→ Listed records
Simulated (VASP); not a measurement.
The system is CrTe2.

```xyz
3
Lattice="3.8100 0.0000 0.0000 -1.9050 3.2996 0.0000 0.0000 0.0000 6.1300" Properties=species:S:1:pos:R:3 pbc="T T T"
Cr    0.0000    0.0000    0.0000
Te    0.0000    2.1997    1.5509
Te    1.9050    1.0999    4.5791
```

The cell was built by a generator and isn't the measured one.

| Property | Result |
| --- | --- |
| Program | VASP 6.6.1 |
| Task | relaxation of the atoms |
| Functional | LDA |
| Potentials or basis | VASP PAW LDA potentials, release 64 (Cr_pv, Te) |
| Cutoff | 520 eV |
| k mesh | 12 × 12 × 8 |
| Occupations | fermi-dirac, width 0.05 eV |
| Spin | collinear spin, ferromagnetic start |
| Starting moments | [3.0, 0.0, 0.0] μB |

→ Assigned task
Each entry above has to be transcribed exactly as it appears.

→ Written reply
Simulated (VASP); not a measurement.
The system is CrTe2.

```xyz
3
Lattice="3.8100 0.0000 0.0000 -1.9050 3.2996 0.0000 0.0000 0.0000 6.1300" Properties=species:S:1:pos:R:3 pbc="T T T"
Cr    0.0000    0.0000    0.0000
Te    0.0000    2.1997    1.5509
Te    1.9050    1.0999    4.5791
```

The cell was built by a generator and isn't the measured one.

| Property | Result |
| --- | --- |
| Program | VASP 6.6.1 |
| Task | relaxation of the atoms |
| Functional | LDA |
| Potentials or basis | VASP PAW LDA potentials, release 64 (Cr_pv, Te) |
| Cutoff | 520 eV |
| k mesh | 12 × 12 × 8 |
| Occupations | fermi-dirac, width 0.05 eV |
| Spin | collinear spin, ferromagnetic start |
| Starting moments | [3.0, 0.0, 0.0] μB |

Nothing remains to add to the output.